[Opening RAW DATA section]

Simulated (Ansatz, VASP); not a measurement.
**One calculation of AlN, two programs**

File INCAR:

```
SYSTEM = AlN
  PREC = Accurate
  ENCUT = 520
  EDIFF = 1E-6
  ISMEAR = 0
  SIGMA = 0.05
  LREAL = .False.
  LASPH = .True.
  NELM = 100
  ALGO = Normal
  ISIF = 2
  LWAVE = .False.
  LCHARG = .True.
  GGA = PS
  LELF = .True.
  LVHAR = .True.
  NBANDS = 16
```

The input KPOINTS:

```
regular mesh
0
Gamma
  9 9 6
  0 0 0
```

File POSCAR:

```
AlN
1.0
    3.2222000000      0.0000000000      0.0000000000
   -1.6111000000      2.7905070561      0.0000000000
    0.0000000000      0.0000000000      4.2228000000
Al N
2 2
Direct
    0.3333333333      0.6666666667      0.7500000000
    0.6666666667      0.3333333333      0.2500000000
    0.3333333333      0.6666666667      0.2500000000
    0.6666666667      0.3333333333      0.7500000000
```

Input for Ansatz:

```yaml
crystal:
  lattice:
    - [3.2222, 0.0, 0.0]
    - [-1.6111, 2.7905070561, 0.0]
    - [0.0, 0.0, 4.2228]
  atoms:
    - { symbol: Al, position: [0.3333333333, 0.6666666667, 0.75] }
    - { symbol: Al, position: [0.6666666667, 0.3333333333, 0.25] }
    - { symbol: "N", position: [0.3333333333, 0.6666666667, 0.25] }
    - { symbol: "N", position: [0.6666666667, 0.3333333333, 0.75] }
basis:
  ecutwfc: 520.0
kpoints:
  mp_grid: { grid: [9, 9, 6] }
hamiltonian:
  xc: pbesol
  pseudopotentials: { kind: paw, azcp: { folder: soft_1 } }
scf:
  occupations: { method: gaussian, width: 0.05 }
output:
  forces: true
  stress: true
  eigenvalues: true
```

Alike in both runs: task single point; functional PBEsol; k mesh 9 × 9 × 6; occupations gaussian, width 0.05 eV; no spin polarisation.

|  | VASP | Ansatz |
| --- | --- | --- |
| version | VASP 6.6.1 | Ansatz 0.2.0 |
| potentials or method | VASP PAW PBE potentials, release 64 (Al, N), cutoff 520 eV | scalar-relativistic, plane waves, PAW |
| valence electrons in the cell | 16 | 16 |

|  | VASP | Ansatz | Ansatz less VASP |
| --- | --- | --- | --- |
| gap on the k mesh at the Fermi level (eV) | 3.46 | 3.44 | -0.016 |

[Closing RAW DATA section]

* [WORK ORDER]
Word for word, quote the lines of the material from the first line through the line with "Ansatz 0.2.0 |", both ends included.

* [WRITTEN RESPONSE]
Simulated (Ansatz, VASP); not a measurement.
**One calculation of AlN, two programs**

File INCAR:

```
SYSTEM = AlN
  PREC = Accurate
  ENCUT = 520
  EDIFF = 1E-6
  ISMEAR = 0
  SIGMA = 0.05
  LREAL = .False.
  LASPH = .True.
  NELM = 100
  ALGO = Normal
  ISIF = 2
  LWAVE = .False.
  LCHARG = .True.
  GGA = PS
  LELF = .True.
  LVHAR = .True.
  NBANDS = 16
```

The input KPOINTS:

```
regular mesh
0
Gamma
  9 9 6
  0 0 0
```

File POSCAR:

```
AlN
1.0
    3.2222000000      0.0000000000      0.0000000000
   -1.6111000000      2.7905070561      0.0000000000
    0.0000000000      0.0000000000      4.2228000000
Al N
2 2
Direct
    0.3333333333      0.6666666667      0.7500000000
    0.6666666667      0.3333333333      0.2500000000
    0.3333333333      0.6666666667      0.2500000000
    0.6666666667      0.3333333333      0.7500000000
```

Input for Ansatz:

```yaml
crystal:
  lattice:
    - [3.2222, 0.0, 0.0]
    - [-1.6111, 2.7905070561, 0.0]
    - [0.0, 0.0, 4.2228]
  atoms:
    - { symbol: Al, position: [0.3333333333, 0.6666666667, 0.75] }
    - { symbol: Al, position: [0.6666666667, 0.3333333333, 0.25] }
    - { symbol: "N", position: [0.3333333333, 0.6666666667, 0.25] }
    - { symbol: "N", position: [0.6666666667, 0.3333333333, 0.75] }
basis:
  ecutwfc: 520.0
kpoints:
  mp_grid: { grid: [9, 9, 6] }
hamiltonian:
  xc: pbesol
  pseudopotentials: { kind: paw, azcp: { folder: soft_1 } }
scf:
  occupations: { method: gaussian, width: 0.05 }
output:
  forces: true
  stress: true
  eigenvalues: true
```

Alike in both runs: task single point; functional PBEsol; k mesh 9 × 9 × 6; occupations gaussian, width 0.05 eV; no spin polarisation.

|  | VASP | Ansatz |
| --- | --- | --- |
| version | VASP 6.6.1 | Ansatz 0.2.0 |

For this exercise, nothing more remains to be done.